### Work instruction
Reproduce exactly, from the data that follows, the line with "# C10H6O2: basis-set convergence", the line with "An exercise on", and every line that lies between them.

### Stored data
=-=-=

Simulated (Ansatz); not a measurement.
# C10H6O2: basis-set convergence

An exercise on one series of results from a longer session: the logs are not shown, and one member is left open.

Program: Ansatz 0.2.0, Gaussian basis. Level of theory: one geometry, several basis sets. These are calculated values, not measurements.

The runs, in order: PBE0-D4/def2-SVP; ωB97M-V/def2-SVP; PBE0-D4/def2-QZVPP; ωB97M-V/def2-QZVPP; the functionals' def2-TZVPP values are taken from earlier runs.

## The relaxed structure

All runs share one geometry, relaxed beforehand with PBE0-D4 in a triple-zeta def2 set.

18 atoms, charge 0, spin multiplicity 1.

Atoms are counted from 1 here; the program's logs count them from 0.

=-=-=

### Expected answer
# C10H6O2: basis-set convergence

An exercise on one series of results from a longer session: the logs are not shown, and one member is left open.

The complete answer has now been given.